**Exercise**
Word for word, restate the lines from the start of the data below through the line containing "correction | no |".

**Information given**
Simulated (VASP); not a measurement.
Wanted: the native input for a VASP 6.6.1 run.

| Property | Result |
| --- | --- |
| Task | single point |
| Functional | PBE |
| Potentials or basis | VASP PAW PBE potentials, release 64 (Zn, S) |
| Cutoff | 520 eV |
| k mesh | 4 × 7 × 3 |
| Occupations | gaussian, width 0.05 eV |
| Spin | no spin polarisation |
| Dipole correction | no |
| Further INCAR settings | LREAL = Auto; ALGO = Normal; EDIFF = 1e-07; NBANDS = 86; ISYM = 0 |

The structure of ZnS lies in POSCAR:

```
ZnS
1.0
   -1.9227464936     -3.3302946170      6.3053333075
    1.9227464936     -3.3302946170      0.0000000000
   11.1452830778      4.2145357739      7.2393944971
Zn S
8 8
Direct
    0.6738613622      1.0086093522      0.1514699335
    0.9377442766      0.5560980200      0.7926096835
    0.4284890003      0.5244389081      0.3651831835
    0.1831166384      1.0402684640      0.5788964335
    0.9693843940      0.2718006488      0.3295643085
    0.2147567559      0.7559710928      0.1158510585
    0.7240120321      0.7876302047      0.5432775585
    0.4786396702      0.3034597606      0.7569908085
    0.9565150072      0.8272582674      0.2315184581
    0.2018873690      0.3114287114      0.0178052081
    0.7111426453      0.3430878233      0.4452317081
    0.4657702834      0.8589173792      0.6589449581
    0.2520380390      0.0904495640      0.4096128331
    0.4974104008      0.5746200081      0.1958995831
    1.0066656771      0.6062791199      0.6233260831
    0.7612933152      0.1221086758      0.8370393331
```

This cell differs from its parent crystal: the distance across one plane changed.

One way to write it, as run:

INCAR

**Answer area**
Simulated (VASP); not a measurement.
Wanted: the native input for a VASP 6.6.1 run.

| Property | Result |
| --- | --- |
| Task | single point |
| Functional | PBE |
| Potentials or basis | VASP PAW PBE potentials, release 64 (Zn, S) |
| Cutoff | 520 eV |
| k mesh | 4 × 7 × 3 |
| Occupations | gaussian, width 0.05 eV |
| Spin | no spin polarisation |
| Dipole correction | no |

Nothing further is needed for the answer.